───── RECORDS PROVIDED ─────

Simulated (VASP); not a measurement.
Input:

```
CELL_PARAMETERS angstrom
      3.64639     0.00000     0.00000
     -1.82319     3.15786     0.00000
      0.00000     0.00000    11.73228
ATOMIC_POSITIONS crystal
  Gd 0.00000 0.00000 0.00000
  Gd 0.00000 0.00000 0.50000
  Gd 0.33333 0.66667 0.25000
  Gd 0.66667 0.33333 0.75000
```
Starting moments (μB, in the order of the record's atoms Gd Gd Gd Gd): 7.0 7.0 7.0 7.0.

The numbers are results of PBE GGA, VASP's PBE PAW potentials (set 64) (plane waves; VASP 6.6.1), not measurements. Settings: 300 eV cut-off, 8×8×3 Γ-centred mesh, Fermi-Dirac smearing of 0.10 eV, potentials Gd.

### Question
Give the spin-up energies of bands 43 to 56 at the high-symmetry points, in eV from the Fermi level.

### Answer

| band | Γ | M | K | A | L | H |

─────

-- REQUIREMENT --
Each record above should be restated word for word.

-- YOUR RESPONSE --
Simulated (VASP); not a measurement.
Input:

```
CELL_PARAMETERS angstrom
      3.64639     0.00000     0.00000
     -1.82319     3.15786     0.00000
      0.00000     0.00000    11.73228
ATOMIC_POSITIONS crystal
  Gd 0.00000 0.00000 0.00000
  Gd 0.00000 0.00000 0.50000
  Gd 0.33333 0.66667 0.25000
  Gd 0.66667 0.33333 0.75000
```
Starting moments (μB, in the order of the record's atoms Gd Gd Gd Gd): 7.0 7.0 7.0 7.0.

The numbers are results of PBE GGA, VASP's PBE PAW potentials (set 64) (plane waves; VASP 6.6.1), not measurements. Settings: 300 eV cut-off, 8×8×3 Γ-centred mesh, Fermi-Dirac smearing of 0.10 eV, potentials Gd.

### Question
Give the spin-up energies of bands 43 to 56 at the high-symmetry points, in eV from the Fermi level.

### Answer

| band | Γ | M | K | A | L | H |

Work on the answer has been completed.